### Material shown
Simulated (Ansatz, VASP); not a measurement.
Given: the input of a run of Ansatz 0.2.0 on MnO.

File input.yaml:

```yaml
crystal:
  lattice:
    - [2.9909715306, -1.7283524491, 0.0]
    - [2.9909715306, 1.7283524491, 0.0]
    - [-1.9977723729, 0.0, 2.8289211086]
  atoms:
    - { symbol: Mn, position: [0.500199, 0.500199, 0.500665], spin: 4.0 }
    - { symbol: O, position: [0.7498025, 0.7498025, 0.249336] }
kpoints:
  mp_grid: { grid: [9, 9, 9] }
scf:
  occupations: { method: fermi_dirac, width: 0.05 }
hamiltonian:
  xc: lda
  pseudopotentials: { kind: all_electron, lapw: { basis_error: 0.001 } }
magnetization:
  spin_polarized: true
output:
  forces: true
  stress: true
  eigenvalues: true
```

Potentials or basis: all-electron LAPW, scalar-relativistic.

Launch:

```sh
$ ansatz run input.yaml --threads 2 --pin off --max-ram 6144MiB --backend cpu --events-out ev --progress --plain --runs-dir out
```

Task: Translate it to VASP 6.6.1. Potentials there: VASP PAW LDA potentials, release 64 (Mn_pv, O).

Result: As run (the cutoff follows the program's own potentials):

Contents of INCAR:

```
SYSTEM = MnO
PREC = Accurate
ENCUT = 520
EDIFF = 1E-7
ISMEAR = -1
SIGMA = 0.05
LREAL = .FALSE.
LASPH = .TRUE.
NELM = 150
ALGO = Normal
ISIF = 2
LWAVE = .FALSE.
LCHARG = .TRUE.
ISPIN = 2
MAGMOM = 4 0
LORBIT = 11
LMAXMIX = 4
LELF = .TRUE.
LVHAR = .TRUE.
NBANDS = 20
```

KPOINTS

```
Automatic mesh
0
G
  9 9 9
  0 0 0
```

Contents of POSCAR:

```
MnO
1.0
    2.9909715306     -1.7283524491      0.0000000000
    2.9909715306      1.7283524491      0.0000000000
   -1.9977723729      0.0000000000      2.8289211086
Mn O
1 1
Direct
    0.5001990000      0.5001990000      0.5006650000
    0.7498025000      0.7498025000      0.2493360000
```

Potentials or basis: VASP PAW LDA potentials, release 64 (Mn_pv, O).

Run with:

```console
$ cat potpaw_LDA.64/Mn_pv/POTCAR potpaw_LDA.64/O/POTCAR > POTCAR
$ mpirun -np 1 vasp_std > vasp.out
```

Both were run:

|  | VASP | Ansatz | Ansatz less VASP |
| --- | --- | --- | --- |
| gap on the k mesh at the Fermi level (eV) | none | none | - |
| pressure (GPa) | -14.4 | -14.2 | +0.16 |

### Exercise
Copy out the entries exactly. Begin at the first line and end with the line that has "none | none | - |".

### Worked solution
Simulated (Ansatz, VASP); not a measurement.
Given: the input of a run of Ansatz 0.2.0 on MnO.

File input.yaml:

```yaml
crystal:
  lattice:
    - [2.9909715306, -1.7283524491, 0.0]
    - [2.9909715306, 1.7283524491, 0.0]
    - [-1.9977723729, 0.0, 2.8289211086]
  atoms:
    - { symbol: Mn, position: [0.500199, 0.500199, 0.500665], spin: 4.0 }
    - { symbol: O, position: [0.7498025, 0.7498025, 0.249336] }
kpoints:
  mp_grid: { grid: [9, 9, 9] }
scf:
  occupations: { method: fermi_dirac, width: 0.05 }
hamiltonian:
  xc: lda
  pseudopotentials: { kind: all_electron, lapw: { basis_error: 0.001 } }
magnetization:
  spin_polarized: true
output:
  forces: true
  stress: true
  eigenvalues: true
```

Potentials or basis: all-electron LAPW, scalar-relativistic.

Launch:

```sh
$ ansatz run input.yaml --threads 2 --pin off --max-ram 6144MiB --backend cpu --events-out ev --progress --plain --runs-dir out
```

Task: Translate it to VASP 6.6.1. Potentials there: VASP PAW LDA potentials, release 64 (Mn_pv, O).

Result: As run (the cutoff follows the program's own potentials):

Contents of INCAR:

```
SYSTEM = MnO
PREC = Accurate
ENCUT = 520
EDIFF = 1E-7
ISMEAR = -1
SIGMA = 0.05
LREAL = .FALSE.
LASPH = .TRUE.
NELM = 150
ALGO = Normal
ISIF = 2
LWAVE = .FALSE.
LCHARG = .TRUE.
ISPIN = 2
MAGMOM = 4 0
LORBIT = 11
LMAXMIX = 4
LELF = .TRUE.
LVHAR = .TRUE.
NBANDS = 20
```

KPOINTS

```
Automatic mesh
0
G
  9 9 9
  0 0 0
```

Contents of POSCAR:

```
MnO
1.0
    2.9909715306     -1.7283524491      0.0000000000
    2.9909715306      1.7283524491      0.0000000000
   -1.9977723729      0.0000000000      2.8289211086
Mn O
1 1
Direct
    0.5001990000      0.5001990000      0.5006650000
    0.7498025000      0.7498025000      0.2493360000
```

Potentials or basis: VASP PAW LDA potentials, release 64 (Mn_pv, O).

Run with:

```console
$ cat potpaw_LDA.64/Mn_pv/POTCAR potpaw_LDA.64/O/POTCAR > POTCAR
$ mpirun -np 1 vasp_std > vasp.out
```

Both were run:

|  | VASP | Ansatz | Ansatz less VASP |
| --- | --- | --- | --- |
| gap on the k mesh at the Fermi level (eV) | none | none | - |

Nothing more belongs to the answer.